* LISTED ENTRIES *
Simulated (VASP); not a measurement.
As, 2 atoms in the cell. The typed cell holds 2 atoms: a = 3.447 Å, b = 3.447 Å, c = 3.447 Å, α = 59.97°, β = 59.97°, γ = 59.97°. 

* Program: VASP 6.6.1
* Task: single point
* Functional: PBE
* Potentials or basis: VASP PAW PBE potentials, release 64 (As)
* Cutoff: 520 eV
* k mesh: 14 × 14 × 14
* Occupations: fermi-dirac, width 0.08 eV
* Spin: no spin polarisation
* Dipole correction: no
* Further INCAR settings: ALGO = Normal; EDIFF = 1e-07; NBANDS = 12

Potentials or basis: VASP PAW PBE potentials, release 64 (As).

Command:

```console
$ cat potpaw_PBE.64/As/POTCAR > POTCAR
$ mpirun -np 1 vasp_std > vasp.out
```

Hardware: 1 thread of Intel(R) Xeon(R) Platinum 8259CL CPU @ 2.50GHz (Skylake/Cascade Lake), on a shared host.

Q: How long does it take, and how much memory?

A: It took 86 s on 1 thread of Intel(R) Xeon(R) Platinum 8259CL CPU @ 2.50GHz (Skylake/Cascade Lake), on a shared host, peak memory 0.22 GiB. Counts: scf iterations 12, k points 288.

* REQUIRED ACTION *
Copy every record above out again, word for word.

* RESPONSE BOX *
Simulated (VASP); not a measurement.
As, 2 atoms in the cell. The typed cell holds 2 atoms: a = 3.447 Å, b = 3.447 Å, c = 3.447 Å, α = 59.97°, β = 59.97°, γ = 59.97°. 

* Program: VASP 6.6.1
* Task: single point
* Functional: PBE
* Potentials or basis: VASP PAW PBE potentials, release 64 (As)
* Cutoff: 520 eV
* k mesh: 14 × 14 × 14
* Occupations: fermi-dirac, width 0.08 eV
* Spin: no spin polarisation
* Dipole correction: no
* Further INCAR settings: ALGO = Normal; EDIFF = 1e-07; NBANDS = 12

Potentials or basis: VASP PAW PBE potentials, release 64 (As).

Command:

```console
$ cat potpaw_PBE.64/As/POTCAR > POTCAR
$ mpirun -np 1 vasp_std > vasp.out
```

Hardware: 1 thread of Intel(R) Xeon(R) Platinum 8259CL CPU @ 2.50GHz (Skylake/Cascade Lake), on a shared host.

Q: How long does it take, and how much memory?

A: It took 86 s on 1 thread of Intel(R) Xeon(R) Platinum 8259CL CPU @ 2.50GHz (Skylake/Cascade Lake), on a shared host, peak memory 0.22 GiB. Counts: scf iterations 12, k points 288.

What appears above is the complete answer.